_EXCERPTED DATA:_
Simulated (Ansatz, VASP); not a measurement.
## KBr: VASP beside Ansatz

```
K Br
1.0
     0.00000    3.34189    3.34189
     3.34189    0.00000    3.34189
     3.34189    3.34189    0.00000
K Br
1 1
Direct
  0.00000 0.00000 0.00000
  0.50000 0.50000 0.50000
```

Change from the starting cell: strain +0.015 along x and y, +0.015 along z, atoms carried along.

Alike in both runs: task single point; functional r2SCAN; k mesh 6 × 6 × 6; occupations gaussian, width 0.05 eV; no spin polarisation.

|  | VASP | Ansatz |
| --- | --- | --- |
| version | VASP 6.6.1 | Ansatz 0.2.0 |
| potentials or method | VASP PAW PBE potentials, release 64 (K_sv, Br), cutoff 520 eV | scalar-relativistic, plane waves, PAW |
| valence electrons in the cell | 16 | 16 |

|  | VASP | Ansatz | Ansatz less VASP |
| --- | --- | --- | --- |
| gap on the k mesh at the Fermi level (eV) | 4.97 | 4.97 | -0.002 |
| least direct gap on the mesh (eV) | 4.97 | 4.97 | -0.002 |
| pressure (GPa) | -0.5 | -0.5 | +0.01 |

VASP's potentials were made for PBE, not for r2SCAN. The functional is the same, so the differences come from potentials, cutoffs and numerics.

_REQUIREMENT:_
Each entry above is to be copied out exactly.

_ANSWER BOX:_
Simulated (Ansatz, VASP); not a measurement.
## KBr: VASP beside Ansatz

```
K Br
1.0
     0.00000    3.34189    3.34189
     3.34189    0.00000    3.34189
     3.34189    3.34189    0.00000
K Br
1 1
Direct
  0.00000 0.00000 0.00000
  0.50000 0.50000 0.50000
```

Change from the starting cell: strain +0.015 along x and y, +0.015 along z, atoms carried along.

Alike in both runs: task single point; functional r2SCAN; k mesh 6 × 6 × 6; occupations gaussian, width 0.05 eV; no spin polarisation.

|  | VASP | Ansatz |
| --- | --- | --- |
| version | VASP 6.6.1 | Ansatz 0.2.0 |
| potentials or method | VASP PAW PBE potentials, release 64 (K_sv, Br), cutoff 520 eV | scalar-relativistic, plane waves, PAW |
| valence electrons in the cell | 16 | 16 |

|  | VASP | Ansatz | Ansatz less VASP |
| --- | --- | --- | --- |
| gap on the k mesh at the Fermi level (eV) | 4.97 | 4.97 | -0.002 |
| least direct gap on the mesh (eV) | 4.97 | 4.97 | -0.002 |
| pressure (GPa) | -0.5 | -0.5 | +0.01 |

VASP's potentials were made for PBE, not for r2SCAN. The functional is the same, so the differences come from potentials, cutoffs and numerics.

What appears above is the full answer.